☆ ☆ ☆ ☆ ☆
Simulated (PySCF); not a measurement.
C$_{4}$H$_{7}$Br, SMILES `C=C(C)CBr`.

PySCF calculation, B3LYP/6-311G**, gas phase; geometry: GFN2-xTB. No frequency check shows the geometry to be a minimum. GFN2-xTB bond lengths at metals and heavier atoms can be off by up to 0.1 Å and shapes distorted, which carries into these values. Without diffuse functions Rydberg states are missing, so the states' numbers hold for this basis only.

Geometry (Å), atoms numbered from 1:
☆ ☆ ☆ ☆ ☆

● **Work item**
Please set down the entire material above exactly as presented.

● **Response area**
Simulated (PySCF); not a measurement.
C$_{4}$H$_{7}$Br, SMILES `C=C(C)CBr`.

PySCF calculation, B3LYP/6-311G**, gas phase; geometry: GFN2-xTB. No frequency check shows the geometry to be a minimum. GFN2-xTB bond lengths at metals and heavier atoms can be off by up to 0.1 Å and shapes distorted, which carries into these values. Without diffuse functions Rydberg states are missing, so the states' numbers hold for this basis only.

Geometry (Å), atoms numbered from 1:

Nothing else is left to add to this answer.